Activity: Transcribe the data exactly, stopping after the "- 3s²3p⁴: F^2(3p,3p)" line.

__________________________________________________
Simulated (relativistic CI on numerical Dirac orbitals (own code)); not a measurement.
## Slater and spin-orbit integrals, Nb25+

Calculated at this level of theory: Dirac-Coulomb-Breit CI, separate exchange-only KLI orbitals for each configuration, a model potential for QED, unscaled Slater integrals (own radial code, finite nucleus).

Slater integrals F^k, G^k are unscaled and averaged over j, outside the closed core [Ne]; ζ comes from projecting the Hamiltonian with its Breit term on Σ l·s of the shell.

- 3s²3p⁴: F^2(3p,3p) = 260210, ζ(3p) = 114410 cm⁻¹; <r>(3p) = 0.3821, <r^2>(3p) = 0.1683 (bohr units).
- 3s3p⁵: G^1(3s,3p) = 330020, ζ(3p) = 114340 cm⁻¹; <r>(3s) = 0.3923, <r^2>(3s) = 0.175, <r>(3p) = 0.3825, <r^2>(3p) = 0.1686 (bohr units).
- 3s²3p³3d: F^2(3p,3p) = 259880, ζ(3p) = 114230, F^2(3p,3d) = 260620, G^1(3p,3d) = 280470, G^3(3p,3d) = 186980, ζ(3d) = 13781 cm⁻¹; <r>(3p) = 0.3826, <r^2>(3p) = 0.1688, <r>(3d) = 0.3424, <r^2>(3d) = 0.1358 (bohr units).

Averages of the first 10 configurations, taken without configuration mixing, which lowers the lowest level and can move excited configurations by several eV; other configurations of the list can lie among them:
__________________________________________________

Answer space:
Simulated (relativistic CI on numerical Dirac orbitals (own code)); not a measurement.
## Slater and spin-orbit integrals, Nb25+

Calculated at this level of theory: Dirac-Coulomb-Breit CI, separate exchange-only KLI orbitals for each configuration, a model potential for QED, unscaled Slater integrals (own radial code, finite nucleus).

Slater integrals F^k, G^k are unscaled and averaged over j, outside the closed core [Ne]; ζ comes from projecting the Hamiltonian with its Breit term on Σ l·s of the shell.

- 3s²3p⁴: F^2(3p,3p) = 260210, ζ(3p) = 114410 cm⁻¹; <r>(3p) = 0.3821, <r^2>(3p) = 0.1683 (bohr units).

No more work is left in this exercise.